» **GIVEN INFORMATION**:
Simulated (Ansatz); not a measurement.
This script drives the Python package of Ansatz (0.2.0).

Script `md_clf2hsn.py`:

» **ACTION ITEM**:
In the answer, give the lines from the first line of the data through the line with "This script drives", exactly as they appear and with no additions.

» **REPLY**:
Simulated (Ansatz); not a measurement.
This script drives the Python package of Ansatz (0.2.0).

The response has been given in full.